=== Action item ===
I would like the listing below retyped exactly, line by line.

=== Raw data ===
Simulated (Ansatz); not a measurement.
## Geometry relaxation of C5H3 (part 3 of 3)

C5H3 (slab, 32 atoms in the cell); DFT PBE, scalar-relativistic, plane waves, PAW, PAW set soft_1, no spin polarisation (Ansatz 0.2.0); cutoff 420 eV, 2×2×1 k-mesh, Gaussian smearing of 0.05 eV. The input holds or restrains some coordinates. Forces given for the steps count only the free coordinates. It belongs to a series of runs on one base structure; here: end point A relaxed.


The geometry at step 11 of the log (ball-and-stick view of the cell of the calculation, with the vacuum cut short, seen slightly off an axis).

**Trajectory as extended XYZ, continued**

=== Reply ===
Simulated (Ansatz); not a measurement.
## Geometry relaxation of C5H3 (part 3 of 3)

C5H3 (slab, 32 atoms in the cell); DFT PBE, scalar-relativistic, plane waves, PAW, PAW set soft_1, no spin polarisation (Ansatz 0.2.0); cutoff 420 eV, 2×2×1 k-mesh, Gaussian smearing of 0.05 eV. The input holds or restrains some coordinates. Forces given for the steps count only the free coordinates. It belongs to a series of runs on one base structure; here: end point A relaxed.


The geometry at step 11 of the log (ball-and-stick view of the cell of the calculation, with the vacuum cut short, seen slightly off an axis).

**Trajectory as extended XYZ, continued**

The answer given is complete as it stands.